◆ Task item ◆
Print the first line of the material below and each line after it, exactly as written, ending with the line that contains "### What happens along the run?".

[[ Data excerpts, beginning ]]
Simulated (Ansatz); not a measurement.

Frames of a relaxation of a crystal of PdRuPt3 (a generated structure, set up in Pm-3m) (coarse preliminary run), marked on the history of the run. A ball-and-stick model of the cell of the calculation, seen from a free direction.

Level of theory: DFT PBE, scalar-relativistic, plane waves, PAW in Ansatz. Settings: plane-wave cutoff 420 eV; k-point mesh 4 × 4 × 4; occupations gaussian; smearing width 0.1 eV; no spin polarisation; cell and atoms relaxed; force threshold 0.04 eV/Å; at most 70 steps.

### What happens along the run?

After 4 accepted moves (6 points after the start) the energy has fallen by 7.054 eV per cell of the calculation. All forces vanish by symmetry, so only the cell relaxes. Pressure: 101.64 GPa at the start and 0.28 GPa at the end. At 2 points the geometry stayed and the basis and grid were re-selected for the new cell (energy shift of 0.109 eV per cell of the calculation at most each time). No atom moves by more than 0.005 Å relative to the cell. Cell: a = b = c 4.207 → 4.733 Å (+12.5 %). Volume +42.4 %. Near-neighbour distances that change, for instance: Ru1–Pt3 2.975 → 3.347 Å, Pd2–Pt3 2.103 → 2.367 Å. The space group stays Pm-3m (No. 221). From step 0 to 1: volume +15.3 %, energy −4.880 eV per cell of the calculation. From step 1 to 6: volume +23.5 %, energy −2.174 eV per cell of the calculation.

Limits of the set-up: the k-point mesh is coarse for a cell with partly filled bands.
[[ Data excerpts, end ]]

◆ Expected answer ◆
Simulated (Ansatz); not a measurement.

Frames of a relaxation of a crystal of PdRuPt3 (a generated structure, set up in Pm-3m) (coarse preliminary run), marked on the history of the run. A ball-and-stick model of the cell of the calculation, seen from a free direction.

Level of theory: DFT PBE, scalar-relativistic, plane waves, PAW in Ansatz. Settings: plane-wave cutoff 420 eV; k-point mesh 4 × 4 × 4; occupations gaussian; smearing width 0.1 eV; no spin polarisation; cell and atoms relaxed; force threshold 0.04 eV/Å; at most 70 steps.

### What happens along the run?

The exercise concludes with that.